****
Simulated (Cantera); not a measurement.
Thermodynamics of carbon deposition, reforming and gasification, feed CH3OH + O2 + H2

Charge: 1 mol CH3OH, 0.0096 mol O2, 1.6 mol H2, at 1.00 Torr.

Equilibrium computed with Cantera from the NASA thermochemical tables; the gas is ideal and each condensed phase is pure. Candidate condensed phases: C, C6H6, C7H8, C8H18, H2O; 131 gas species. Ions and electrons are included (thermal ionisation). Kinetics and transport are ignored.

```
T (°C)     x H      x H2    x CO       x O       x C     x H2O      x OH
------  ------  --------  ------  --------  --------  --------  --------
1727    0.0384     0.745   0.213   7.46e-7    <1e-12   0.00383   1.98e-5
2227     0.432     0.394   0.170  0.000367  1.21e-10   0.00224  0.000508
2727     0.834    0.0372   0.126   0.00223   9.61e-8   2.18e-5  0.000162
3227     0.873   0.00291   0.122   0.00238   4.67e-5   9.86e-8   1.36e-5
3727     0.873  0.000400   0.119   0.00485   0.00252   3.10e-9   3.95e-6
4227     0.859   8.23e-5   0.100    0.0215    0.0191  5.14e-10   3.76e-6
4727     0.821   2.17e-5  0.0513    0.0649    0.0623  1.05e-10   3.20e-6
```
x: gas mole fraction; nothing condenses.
****

Without any alteration, repeat each entry shown above.

### [ANSWER SPACE]
Simulated (Cantera); not a measurement.
Thermodynamics of carbon deposition, reforming and gasification, feed CH3OH + O2 + H2

Charge: 1 mol CH3OH, 0.0096 mol O2, 1.6 mol H2, at 1.00 Torr.

Equilibrium computed with Cantera from the NASA thermochemical tables; the gas is ideal and each condensed phase is pure. Candidate condensed phases: C, C6H6, C7H8, C8H18, H2O; 131 gas species. Ions and electrons are included (thermal ionisation). Kinetics and transport are ignored.

```
T (°C)     x H      x H2    x CO       x O       x C     x H2O      x OH
------  ------  --------  ------  --------  --------  --------  --------
1727    0.0384     0.745   0.213   7.46e-7    <1e-12   0.00383   1.98e-5
2227     0.432     0.394   0.170  0.000367  1.21e-10   0.00224  0.000508
2727     0.834    0.0372   0.126   0.00223   9.61e-8   2.18e-5  0.000162
3227     0.873   0.00291   0.122   0.00238   4.67e-5   9.86e-8   1.36e-5
3727     0.873  0.000400   0.119   0.00485   0.00252   3.10e-9   3.95e-6
4227     0.859   8.23e-5   0.100    0.0215    0.0191  5.14e-10   3.76e-6
4727     0.821   2.17e-5  0.0513    0.0649    0.0623  1.05e-10   3.20e-6
```
x: gas mole fraction; nothing condenses.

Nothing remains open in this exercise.